» Assigned task
Extract exactly those lines that lie between the start of the material and the line with "- program settings: basis", including both boundary lines and no others.

» Listed entries
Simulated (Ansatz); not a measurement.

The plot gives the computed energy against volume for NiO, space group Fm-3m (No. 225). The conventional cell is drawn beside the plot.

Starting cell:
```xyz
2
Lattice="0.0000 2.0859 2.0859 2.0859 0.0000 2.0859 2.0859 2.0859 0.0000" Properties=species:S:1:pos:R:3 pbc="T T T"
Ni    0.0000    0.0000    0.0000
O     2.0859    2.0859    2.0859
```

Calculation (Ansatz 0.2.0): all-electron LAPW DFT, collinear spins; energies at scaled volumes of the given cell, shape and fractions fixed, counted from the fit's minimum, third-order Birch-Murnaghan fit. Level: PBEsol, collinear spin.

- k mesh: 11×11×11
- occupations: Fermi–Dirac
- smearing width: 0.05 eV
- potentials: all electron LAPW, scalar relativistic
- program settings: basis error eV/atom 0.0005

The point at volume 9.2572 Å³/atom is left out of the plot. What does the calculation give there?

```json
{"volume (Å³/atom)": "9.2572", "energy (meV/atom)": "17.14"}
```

» Answer space
Simulated (Ansatz); not a measurement.

The plot gives the computed energy against volume for NiO, space group Fm-3m (No. 225). The conventional cell is drawn beside the plot.

Starting cell:
```xyz
2
Lattice="0.0000 2.0859 2.0859 2.0859 0.0000 2.0859 2.0859 2.0859 0.0000" Properties=species:S:1:pos:R:3 pbc="T T T"
Ni    0.0000    0.0000    0.0000
O     2.0859    2.0859    2.0859
```

Calculation (Ansatz 0.2.0): all-electron LAPW DFT, collinear spins; energies at scaled volumes of the given cell, shape and fractions fixed, counted from the fit's minimum, third-order Birch-Murnaghan fit. Level: PBEsol, collinear spin.

- k mesh: 11×11×11
- occupations: Fermi–Dirac
- smearing width: 0.05 eV
- potentials: all electron LAPW, scalar relativistic
- program settings: basis error eV/atom 0.0005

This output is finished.